**DATA EXTRACTS:**
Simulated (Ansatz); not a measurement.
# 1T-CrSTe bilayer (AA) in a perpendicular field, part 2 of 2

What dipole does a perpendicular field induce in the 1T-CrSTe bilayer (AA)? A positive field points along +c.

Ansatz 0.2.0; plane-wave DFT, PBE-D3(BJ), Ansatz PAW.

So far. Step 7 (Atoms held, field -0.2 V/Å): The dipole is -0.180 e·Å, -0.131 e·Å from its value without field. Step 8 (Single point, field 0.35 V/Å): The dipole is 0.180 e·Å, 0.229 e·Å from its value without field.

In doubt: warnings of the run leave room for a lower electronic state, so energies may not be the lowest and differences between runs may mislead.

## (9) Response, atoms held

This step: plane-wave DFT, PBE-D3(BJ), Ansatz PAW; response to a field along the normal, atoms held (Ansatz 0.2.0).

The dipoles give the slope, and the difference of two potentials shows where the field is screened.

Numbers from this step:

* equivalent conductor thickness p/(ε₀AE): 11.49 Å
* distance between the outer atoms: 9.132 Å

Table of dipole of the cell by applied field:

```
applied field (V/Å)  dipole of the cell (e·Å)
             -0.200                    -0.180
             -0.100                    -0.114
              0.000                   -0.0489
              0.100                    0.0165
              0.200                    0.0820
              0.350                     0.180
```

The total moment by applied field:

**WORK ITEM:** Print exactly the lines above from the one with "# 1T-CrSTe bilayer" to the one with "So far. Step", including both.

**RESPONSE:**
# 1T-CrSTe bilayer (AA) in a perpendicular field, part 2 of 2

What dipole does a perpendicular field induce in the 1T-CrSTe bilayer (AA)? A positive field points along +c.

Ansatz 0.2.0; plane-wave DFT, PBE-D3(BJ), Ansatz PAW.

So far. Step 7 (Atoms held, field -0.2 V/Å): The dipole is -0.180 e·Å, -0.131 e·Å from its value without field. Step 8 (Single point, field 0.35 V/Å): The dipole is 0.180 e·Å, 0.229 e·Å from its value without field.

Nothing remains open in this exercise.